◆ **Data to examine**
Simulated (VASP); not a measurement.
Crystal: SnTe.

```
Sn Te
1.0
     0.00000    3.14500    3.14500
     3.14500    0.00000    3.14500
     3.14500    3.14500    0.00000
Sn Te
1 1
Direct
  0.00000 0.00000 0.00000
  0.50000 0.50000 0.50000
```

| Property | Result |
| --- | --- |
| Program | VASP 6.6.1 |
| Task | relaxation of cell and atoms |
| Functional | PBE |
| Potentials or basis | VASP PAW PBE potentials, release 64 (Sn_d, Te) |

◆ **Work order**
Please repeat all the records above exactly as they appear.

◆ **Exercise result**
Simulated (VASP); not a measurement.
Crystal: SnTe.

```
Sn Te
1.0
     0.00000    3.14500    3.14500
     3.14500    0.00000    3.14500
     3.14500    3.14500    0.00000
Sn Te
1 1
Direct
  0.00000 0.00000 0.00000
  0.50000 0.50000 0.50000
```

| Property | Result |
| --- | --- |
| Program | VASP 6.6.1 |
| Task | relaxation of cell and atoms |
| Functional | PBE |
| Potentials or basis | VASP PAW PBE potentials, release 64 (Sn_d, Te) |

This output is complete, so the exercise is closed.